---*---

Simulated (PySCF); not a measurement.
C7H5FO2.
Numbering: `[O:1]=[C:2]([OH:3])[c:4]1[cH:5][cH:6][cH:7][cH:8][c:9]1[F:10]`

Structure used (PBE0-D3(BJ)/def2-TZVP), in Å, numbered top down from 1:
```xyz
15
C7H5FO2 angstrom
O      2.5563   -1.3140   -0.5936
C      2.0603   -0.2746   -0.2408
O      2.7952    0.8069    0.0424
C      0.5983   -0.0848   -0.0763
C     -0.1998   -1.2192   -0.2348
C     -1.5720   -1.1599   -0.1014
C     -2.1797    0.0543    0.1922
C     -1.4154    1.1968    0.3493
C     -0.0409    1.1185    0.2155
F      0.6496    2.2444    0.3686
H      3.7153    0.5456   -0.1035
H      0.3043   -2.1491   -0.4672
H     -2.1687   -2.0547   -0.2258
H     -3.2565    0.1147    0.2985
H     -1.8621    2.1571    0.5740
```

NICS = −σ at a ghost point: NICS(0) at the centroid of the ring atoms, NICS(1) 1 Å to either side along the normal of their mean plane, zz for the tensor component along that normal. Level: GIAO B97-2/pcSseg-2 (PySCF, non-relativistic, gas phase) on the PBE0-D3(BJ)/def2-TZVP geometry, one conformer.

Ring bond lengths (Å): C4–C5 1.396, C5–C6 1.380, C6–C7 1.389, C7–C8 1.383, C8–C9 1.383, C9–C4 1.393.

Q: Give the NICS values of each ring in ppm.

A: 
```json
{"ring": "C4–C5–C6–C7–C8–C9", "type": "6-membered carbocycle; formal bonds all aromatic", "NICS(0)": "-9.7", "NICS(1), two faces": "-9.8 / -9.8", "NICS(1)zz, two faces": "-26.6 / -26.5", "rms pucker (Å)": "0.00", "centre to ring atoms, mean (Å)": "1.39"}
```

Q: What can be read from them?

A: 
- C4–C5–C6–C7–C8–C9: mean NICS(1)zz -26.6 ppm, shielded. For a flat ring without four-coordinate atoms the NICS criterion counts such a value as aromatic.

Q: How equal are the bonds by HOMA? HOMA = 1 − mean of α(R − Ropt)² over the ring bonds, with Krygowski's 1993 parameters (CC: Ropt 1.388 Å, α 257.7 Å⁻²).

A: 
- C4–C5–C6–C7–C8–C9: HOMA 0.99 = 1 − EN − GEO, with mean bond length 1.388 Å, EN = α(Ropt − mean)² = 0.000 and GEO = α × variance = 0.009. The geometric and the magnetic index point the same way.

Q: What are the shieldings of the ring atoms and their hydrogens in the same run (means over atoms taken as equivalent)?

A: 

---*---

▶ **Assigned task**: Start at the first line of the entries above. Set down each line exactly through the one with "Q: What are", and stop there.

▶ **Expected answer**:
Simulated (PySCF); not a measurement.
C7H5FO2.
Numbering: `[O:1]=[C:2]([OH:3])[c:4]1[cH:5][cH:6][cH:7][cH:8][c:9]1[F:10]`

Structure used (PBE0-D3(BJ)/def2-TZVP), in Å, numbered top down from 1:
```xyz
15
C7H5FO2 angstrom
O      2.5563   -1.3140   -0.5936
C      2.0603   -0.2746   -0.2408
O      2.7952    0.8069    0.0424
C      0.5983   -0.0848   -0.0763
C     -0.1998   -1.2192   -0.2348
C     -1.5720   -1.1599   -0.1014
C     -2.1797    0.0543    0.1922
C     -1.4154    1.1968    0.3493
C     -0.0409    1.1185    0.2155
F      0.6496    2.2444    0.3686
H      3.7153    0.5456   -0.1035
H      0.3043   -2.1491   -0.4672
H     -2.1687   -2.0547   -0.2258
H     -3.2565    0.1147    0.2985
H     -1.8621    2.1571    0.5740
```

NICS = −σ at a ghost point: NICS(0) at the centroid of the ring atoms, NICS(1) 1 Å to either side along the normal of their mean plane, zz for the tensor component along that normal. Level: GIAO B97-2/pcSseg-2 (PySCF, non-relativistic, gas phase) on the PBE0-D3(BJ)/def2-TZVP geometry, one conformer.

Ring bond lengths (Å): C4–C5 1.396, C5–C6 1.380, C6–C7 1.389, C7–C8 1.383, C8–C9 1.383, C9–C4 1.393.

Q: Give the NICS values of each ring in ppm.

A: 
```json
{"ring": "C4–C5–C6–C7–C8–C9", "type": "6-membered carbocycle; formal bonds all aromatic", "NICS(0)": "-9.7", "NICS(1), two faces": "-9.8 / -9.8", "NICS(1)zz, two faces": "-26.6 / -26.5", "rms pucker (Å)": "0.00", "centre to ring atoms, mean (Å)": "1.39"}
```

Q: What can be read from them?

A: 
- C4–C5–C6–C7–C8–C9: mean NICS(1)zz -26.6 ppm, shielded. For a flat ring without four-coordinate atoms the NICS criterion counts such a value as aromatic.

Q: How equal are the bonds by HOMA? HOMA = 1 − mean of α(R − Ropt)² over the ring bonds, with Krygowski's 1993 parameters (CC: Ropt 1.388 Å, α 257.7 Å⁻²).

A: 
- C4–C5–C6–C7–C8–C9: HOMA 0.99 = 1 − EN − GEO, with mean bond length 1.388 Å, EN = α(Ropt − mean)² = 0.000 and GEO = α × variance = 0.009. The geometric and the magnetic index point the same way.

Q: What are the shieldings of the ring atoms and their hydrogens in the same run (means over atoms taken as equivalent)?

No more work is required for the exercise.